(Brief) Reproduce all of the data exactly.

Extracted information START

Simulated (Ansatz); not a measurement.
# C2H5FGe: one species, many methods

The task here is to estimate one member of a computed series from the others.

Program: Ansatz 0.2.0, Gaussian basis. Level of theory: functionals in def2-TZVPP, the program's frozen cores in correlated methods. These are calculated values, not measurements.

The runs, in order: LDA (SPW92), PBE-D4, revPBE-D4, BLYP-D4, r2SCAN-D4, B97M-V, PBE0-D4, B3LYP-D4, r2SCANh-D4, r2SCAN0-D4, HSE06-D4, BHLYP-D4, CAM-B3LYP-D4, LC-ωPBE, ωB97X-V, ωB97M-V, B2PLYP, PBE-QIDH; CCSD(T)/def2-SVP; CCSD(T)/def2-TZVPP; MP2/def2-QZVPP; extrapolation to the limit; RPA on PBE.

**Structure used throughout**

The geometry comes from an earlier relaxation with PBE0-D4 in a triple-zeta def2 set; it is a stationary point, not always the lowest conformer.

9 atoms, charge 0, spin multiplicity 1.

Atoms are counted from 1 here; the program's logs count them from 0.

Extracted information END

(Written answer)
Simulated (Ansatz); not a measurement.
# C2H5FGe: one species, many methods

The task here is to estimate one member of a computed series from the others.

Program: Ansatz 0.2.0, Gaussian basis. Level of theory: functionals in def2-TZVPP, the program's frozen cores in correlated methods. These are calculated values, not measurements.

The runs, in order: LDA (SPW92), PBE-D4, revPBE-D4, BLYP-D4, r2SCAN-D4, B97M-V, PBE0-D4, B3LYP-D4, r2SCANh-D4, r2SCAN0-D4, HSE06-D4, BHLYP-D4, CAM-B3LYP-D4, LC-ωPBE, ωB97X-V, ωB97M-V, B2PLYP, PBE-QIDH; CCSD(T)/def2-SVP; CCSD(T)/def2-TZVPP; MP2/def2-QZVPP; extrapolation to the limit; RPA on PBE.

**Structure used throughout**

The geometry comes from an earlier relaxation with PBE0-D4 in a triple-zeta def2 set; it is a stationary point, not always the lowest conformer.

9 atoms, charge 0, spin multiplicity 1.

Atoms are counted from 1 here; the program's logs count them from 0.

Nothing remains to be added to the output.